#### Record excerpts ####

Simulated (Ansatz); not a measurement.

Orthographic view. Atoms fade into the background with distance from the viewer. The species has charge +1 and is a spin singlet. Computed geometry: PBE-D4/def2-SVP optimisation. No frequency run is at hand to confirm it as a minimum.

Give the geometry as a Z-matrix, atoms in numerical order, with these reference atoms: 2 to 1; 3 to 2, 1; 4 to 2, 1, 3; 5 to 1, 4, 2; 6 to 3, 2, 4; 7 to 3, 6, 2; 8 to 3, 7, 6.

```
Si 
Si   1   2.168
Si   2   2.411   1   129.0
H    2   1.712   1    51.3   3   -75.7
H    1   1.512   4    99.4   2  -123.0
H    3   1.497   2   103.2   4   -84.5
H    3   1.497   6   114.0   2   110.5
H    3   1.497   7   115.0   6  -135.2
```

####

§ **Brief**:
Reproduce the material above in full, exactly.

§ **Task output**:
Simulated (Ansatz); not a measurement.

Orthographic view. Atoms fade into the background with distance from the viewer. The species has charge +1 and is a spin singlet. Computed geometry: PBE-D4/def2-SVP optimisation. No frequency run is at hand to confirm it as a minimum.

Give the geometry as a Z-matrix, atoms in numerical order, with these reference atoms: 2 to 1; 3 to 2, 1; 4 to 2, 1, 3; 5 to 1, 4, 2; 6 to 3, 2, 4; 7 to 3, 6, 2; 8 to 3, 7, 6.

```
Si 
Si   1   2.168
Si   2   2.411   1   129.0
H    2   1.712   1    51.3   3   -75.7
H    1   1.512   4    99.4   2  -123.0
H    3   1.497   2   103.2   4   -84.5
H    3   1.497   6   114.0   2   110.5
H    3   1.497   7   115.0   6  -135.2
```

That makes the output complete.